§ DATA EXTRACT
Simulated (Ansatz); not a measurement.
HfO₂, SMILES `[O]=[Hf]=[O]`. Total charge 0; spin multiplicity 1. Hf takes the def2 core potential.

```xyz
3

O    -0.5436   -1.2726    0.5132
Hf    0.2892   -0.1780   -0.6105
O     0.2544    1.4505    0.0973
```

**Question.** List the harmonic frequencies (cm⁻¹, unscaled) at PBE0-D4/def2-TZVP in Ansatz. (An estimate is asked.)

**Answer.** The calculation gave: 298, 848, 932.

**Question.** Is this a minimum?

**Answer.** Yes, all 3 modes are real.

§ ACTIVITY
Your answer must be an exact copy of all the entries.

§ TASK SOLUTION
Simulated (Ansatz); not a measurement.
HfO₂, SMILES `[O]=[Hf]=[O]`. Total charge 0; spin multiplicity 1. Hf takes the def2 core potential.

```xyz
3

O    -0.5436   -1.2726    0.5132
Hf    0.2892   -0.1780   -0.6105
O     0.2544    1.4505    0.0973
```

**Question.** List the harmonic frequencies (cm⁻¹, unscaled) at PBE0-D4/def2-TZVP in Ansatz. (An estimate is asked.)

**Answer.** The calculation gave: 298, 848, 932.

**Question.** Is this a minimum?

**Answer.** Yes, all 3 modes are real.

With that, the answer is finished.